(Beginning of INFORMATION SHOWN)

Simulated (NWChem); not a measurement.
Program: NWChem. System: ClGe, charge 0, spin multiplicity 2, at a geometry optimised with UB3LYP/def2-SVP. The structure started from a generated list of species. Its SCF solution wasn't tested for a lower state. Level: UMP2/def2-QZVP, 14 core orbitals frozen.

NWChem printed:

(End of INFORMATION SHOWN)

TASK ITEM:
Every record must appear in the answer exactly as it appears above.

TASK SOLUTION:
Simulated (NWChem); not a measurement.
Program: NWChem. System: ClGe, charge 0, spin multiplicity 2, at a geometry optimised with UB3LYP/def2-SVP. The structure started from a generated list of species. Its SCF solution wasn't tested for a lower state. Level: UMP2/def2-QZVP, 14 core orbitals frozen.

NWChem printed:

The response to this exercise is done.